• **WORK TASK**
Nothing but a full, exact copy of the data is needed.

--------------------------------

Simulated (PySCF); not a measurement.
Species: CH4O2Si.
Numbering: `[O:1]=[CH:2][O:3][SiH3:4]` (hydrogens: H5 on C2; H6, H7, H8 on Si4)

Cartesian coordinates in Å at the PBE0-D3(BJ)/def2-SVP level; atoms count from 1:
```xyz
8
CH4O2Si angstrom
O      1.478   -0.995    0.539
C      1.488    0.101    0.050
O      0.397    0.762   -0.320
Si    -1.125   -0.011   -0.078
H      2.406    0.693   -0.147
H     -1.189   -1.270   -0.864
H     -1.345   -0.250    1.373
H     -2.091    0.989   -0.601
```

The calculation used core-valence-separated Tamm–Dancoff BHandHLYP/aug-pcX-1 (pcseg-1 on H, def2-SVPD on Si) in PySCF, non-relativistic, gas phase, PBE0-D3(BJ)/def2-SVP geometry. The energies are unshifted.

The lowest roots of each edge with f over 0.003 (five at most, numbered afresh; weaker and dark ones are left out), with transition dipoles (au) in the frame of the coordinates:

--------------------------------

• **RESPONSE AREA**
Simulated (PySCF); not a measurement.
Species: CH4O2Si.
Numbering: `[O:1]=[CH:2][O:3][SiH3:4]` (hydrogens: H5 on C2; H6, H7, H8 on Si4)

Cartesian coordinates in Å at the PBE0-D3(BJ)/def2-SVP level; atoms count from 1:
```xyz
8
CH4O2Si angstrom
O      1.478   -0.995    0.539
C      1.488    0.101    0.050
O      0.397    0.762   -0.320
Si    -1.125   -0.011   -0.078
H      2.406    0.693   -0.147
H     -1.189   -1.270   -0.864
H     -1.345   -0.250    1.373
H     -2.091    0.989   -0.601
```

The calculation used core-valence-separated Tamm–Dancoff BHandHLYP/aug-pcX-1 (pcseg-1 on H, def2-SVPD on Si) in PySCF, non-relativistic, gas phase, PBE0-D3(BJ)/def2-SVP geometry. The energies are unshifted.

The lowest roots of each edge with f over 0.003 (five at most, numbered afresh; weaker and dark ones are left out), with transition dipoles (au) in the frame of the coordinates:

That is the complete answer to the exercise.